= ACTION ITEM =
Take the lines from the beginning of the data below through the line holding "Differences are worked" and return exactly those.

*** INPUT DATA Section Begins ***
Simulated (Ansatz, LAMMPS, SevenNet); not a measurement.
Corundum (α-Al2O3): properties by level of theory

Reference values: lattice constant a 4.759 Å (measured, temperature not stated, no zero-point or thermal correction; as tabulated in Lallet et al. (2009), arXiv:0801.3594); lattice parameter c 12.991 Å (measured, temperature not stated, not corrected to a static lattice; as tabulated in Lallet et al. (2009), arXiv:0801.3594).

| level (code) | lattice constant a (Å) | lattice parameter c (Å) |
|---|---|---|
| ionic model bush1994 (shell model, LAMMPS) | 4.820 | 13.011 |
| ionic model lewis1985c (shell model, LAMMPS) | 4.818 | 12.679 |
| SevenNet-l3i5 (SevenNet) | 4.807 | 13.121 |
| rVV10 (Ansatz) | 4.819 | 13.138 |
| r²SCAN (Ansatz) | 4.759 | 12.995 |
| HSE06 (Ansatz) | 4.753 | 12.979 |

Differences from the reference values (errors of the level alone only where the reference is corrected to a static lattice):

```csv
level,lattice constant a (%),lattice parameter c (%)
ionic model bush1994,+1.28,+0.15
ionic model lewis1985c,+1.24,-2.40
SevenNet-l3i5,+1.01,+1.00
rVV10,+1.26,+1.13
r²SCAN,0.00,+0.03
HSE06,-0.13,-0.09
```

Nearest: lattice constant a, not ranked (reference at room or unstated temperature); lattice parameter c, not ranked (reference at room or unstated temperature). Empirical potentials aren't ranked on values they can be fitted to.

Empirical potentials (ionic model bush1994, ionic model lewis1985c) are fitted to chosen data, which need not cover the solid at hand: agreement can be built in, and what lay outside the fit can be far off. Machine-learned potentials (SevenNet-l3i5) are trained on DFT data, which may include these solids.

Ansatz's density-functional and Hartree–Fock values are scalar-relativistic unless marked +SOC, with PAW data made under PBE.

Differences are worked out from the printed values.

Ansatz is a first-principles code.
*** INPUT DATA Section Ends ***

= EXERCISE RESULT =
Simulated (Ansatz, LAMMPS, SevenNet); not a measurement.
Corundum (α-Al2O3): properties by level of theory

Reference values: lattice constant a 4.759 Å (measured, temperature not stated, no zero-point or thermal correction; as tabulated in Lallet et al. (2009), arXiv:0801.3594); lattice parameter c 12.991 Å (measured, temperature not stated, not corrected to a static lattice; as tabulated in Lallet et al. (2009), arXiv:0801.3594).

| level (code) | lattice constant a (Å) | lattice parameter c (Å) |
|---|---|---|
| ionic model bush1994 (shell model, LAMMPS) | 4.820 | 13.011 |
| ionic model lewis1985c (shell model, LAMMPS) | 4.818 | 12.679 |
| SevenNet-l3i5 (SevenNet) | 4.807 | 13.121 |
| rVV10 (Ansatz) | 4.819 | 13.138 |
| r²SCAN (Ansatz) | 4.759 | 12.995 |
| HSE06 (Ansatz) | 4.753 | 12.979 |

Differences from the reference values (errors of the level alone only where the reference is corrected to a static lattice):

```csv
level,lattice constant a (%),lattice parameter c (%)
ionic model bush1994,+1.28,+0.15
ionic model lewis1985c,+1.24,-2.40
SevenNet-l3i5,+1.01,+1.00
rVV10,+1.26,+1.13
r²SCAN,0.00,+0.03
HSE06,-0.13,-0.09
```

Nearest: lattice constant a, not ranked (reference at room or unstated temperature); lattice parameter c, not ranked (reference at room or unstated temperature). Empirical potentials aren't ranked on values they can be fitted to.

Empirical potentials (ionic model bush1994, ionic model lewis1985c) are fitted to chosen data, which need not cover the solid at hand: agreement can be built in, and what lay outside the fit can be far off. Machine-learned potentials (SevenNet-l3i5) are trained on DFT data, which may include these solids.

Ansatz's density-functional and Hartree–Fock values are scalar-relativistic unless marked +SOC, with PAW data made under PBE.

Differences are worked out from the printed values.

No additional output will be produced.